As an exercise, copy out the entries exactly as written.

- - -

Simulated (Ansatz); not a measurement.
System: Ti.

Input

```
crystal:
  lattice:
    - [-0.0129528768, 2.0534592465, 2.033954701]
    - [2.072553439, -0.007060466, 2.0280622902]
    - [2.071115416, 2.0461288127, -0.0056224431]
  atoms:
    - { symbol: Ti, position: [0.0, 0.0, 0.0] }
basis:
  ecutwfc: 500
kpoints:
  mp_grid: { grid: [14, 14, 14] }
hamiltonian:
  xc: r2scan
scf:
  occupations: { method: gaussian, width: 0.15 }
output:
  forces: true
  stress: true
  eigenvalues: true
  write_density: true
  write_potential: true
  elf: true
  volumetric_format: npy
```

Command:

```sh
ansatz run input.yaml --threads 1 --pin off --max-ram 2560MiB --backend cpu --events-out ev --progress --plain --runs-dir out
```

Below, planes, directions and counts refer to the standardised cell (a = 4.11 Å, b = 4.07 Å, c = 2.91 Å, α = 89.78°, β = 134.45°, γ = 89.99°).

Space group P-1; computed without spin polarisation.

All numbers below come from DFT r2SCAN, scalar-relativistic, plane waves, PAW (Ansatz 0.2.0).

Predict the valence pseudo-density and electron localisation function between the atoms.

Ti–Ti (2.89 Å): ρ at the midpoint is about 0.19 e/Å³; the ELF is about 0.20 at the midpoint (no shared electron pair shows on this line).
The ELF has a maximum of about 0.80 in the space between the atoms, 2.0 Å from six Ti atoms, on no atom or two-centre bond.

- - -

Response
Simulated (Ansatz); not a measurement.
System: Ti.

Input

```
crystal:
  lattice:
    - [-0.0129528768, 2.0534592465, 2.033954701]
    - [2.072553439, -0.007060466, 2.0280622902]
    - [2.071115416, 2.0461288127, -0.0056224431]
  atoms:
    - { symbol: Ti, position: [0.0, 0.0, 0.0] }
basis:
  ecutwfc: 500
kpoints:
  mp_grid: { grid: [14, 14, 14] }
hamiltonian:
  xc: r2scan
scf:
  occupations: { method: gaussian, width: 0.15 }
output:
  forces: true
  stress: true
  eigenvalues: true
  write_density: true
  write_potential: true
  elf: true
  volumetric_format: npy
```

Command:

```sh
ansatz run input.yaml --threads 1 --pin off --max-ram 2560MiB --backend cpu --events-out ev --progress --plain --runs-dir out
```

Below, planes, directions and counts refer to the standardised cell (a = 4.11 Å, b = 4.07 Å, c = 2.91 Å, α = 89.78°, β = 134.45°, γ = 89.99°).

Space group P-1; computed without spin polarisation.

All numbers below come from DFT r2SCAN, scalar-relativistic, plane waves, PAW (Ansatz 0.2.0).

Predict the valence pseudo-density and electron localisation function between the atoms.

Ti–Ti (2.89 Å): ρ at the midpoint is about 0.19 e/Å³; the ELF is about 0.20 at the midpoint (no shared electron pair shows on this line).
The ELF has a maximum of about 0.80 in the space between the atoms, 2.0 Å from six Ti atoms, on no atom or two-centre bond.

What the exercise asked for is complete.